▬▬▬

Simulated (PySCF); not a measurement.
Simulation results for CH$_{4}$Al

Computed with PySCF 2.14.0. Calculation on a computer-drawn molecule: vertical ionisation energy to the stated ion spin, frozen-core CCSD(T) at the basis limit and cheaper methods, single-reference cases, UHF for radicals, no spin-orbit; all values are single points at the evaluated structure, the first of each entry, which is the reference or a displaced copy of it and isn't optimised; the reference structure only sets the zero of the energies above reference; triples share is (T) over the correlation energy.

▬▬▬

- [REQUIREMENT] Copy out the entries above exactly as given, starting at the top and ending with the line containing "Simulation results for"; include both and nothing more.

- [ANSWER BOX]
Simulated (PySCF); not a measurement.
Simulation results for CH$_{4}$Al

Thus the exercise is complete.